- [WORK ORDER]:
Starting with the line that contains "Drawn: a smooth" and stopping after the line that contains "### Estimate the", copy the entries below exactly. Include nothing else.

···

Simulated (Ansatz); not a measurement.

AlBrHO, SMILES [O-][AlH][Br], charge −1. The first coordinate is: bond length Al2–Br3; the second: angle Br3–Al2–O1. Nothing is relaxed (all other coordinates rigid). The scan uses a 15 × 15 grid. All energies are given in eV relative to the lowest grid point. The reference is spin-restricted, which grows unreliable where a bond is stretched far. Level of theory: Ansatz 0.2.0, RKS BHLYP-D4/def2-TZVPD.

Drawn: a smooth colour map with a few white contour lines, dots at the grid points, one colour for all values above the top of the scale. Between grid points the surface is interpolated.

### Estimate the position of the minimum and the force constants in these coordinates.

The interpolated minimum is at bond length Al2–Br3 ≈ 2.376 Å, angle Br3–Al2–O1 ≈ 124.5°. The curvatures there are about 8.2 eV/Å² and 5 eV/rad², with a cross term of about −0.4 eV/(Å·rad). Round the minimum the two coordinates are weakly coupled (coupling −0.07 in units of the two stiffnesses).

···

- [WRITTEN REPLY]:
Drawn: a smooth colour map with a few white contour lines, dots at the grid points, one colour for all values above the top of the scale. Between grid points the surface is interpolated.

### Estimate the position of the minimum and the force constants in these coordinates.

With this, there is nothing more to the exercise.